(Beginning of Records supplied)

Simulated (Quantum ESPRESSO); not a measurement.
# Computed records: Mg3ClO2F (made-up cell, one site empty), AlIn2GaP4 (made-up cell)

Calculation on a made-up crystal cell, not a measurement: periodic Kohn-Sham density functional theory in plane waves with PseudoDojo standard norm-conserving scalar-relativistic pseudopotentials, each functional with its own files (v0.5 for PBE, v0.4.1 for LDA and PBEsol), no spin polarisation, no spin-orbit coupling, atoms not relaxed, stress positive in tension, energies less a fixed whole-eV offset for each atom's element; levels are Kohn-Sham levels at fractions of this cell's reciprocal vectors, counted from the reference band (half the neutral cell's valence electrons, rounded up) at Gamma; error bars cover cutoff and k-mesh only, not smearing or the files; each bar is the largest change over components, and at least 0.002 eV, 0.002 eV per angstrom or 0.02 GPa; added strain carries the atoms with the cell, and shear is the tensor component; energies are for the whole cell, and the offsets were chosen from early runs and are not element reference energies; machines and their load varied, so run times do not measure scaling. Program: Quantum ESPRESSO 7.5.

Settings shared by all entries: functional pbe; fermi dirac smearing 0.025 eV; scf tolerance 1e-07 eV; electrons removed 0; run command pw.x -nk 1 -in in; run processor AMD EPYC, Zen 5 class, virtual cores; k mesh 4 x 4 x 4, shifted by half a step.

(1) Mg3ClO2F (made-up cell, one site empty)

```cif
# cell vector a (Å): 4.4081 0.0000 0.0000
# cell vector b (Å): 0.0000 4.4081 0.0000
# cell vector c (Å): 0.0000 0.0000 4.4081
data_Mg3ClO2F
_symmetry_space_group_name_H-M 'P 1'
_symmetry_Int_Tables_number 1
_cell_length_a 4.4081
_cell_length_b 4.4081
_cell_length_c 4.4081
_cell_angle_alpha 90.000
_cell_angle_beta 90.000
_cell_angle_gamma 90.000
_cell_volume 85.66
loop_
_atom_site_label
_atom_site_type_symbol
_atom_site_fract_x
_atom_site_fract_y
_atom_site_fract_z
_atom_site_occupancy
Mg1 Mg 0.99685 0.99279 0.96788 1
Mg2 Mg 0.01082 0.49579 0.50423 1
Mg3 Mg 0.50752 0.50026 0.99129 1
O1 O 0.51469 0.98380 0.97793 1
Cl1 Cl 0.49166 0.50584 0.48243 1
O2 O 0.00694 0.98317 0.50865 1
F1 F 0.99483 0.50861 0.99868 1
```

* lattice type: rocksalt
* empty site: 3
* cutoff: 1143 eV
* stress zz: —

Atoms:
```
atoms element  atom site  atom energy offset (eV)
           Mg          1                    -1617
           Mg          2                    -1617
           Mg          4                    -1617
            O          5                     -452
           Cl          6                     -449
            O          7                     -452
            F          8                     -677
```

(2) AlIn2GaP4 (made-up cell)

(End of Records supplied)

▸ **Exercise**: Extract the first line above and each line after it up to and including the one with "# Computed records: Mg3ClO2F", please, exactly and with nothing else.

▸ **Exercise result**:
Simulated (Quantum ESPRESSO); not a measurement.
# Computed records: Mg3ClO2F (made-up cell, one site empty), AlIn2GaP4 (made-up cell)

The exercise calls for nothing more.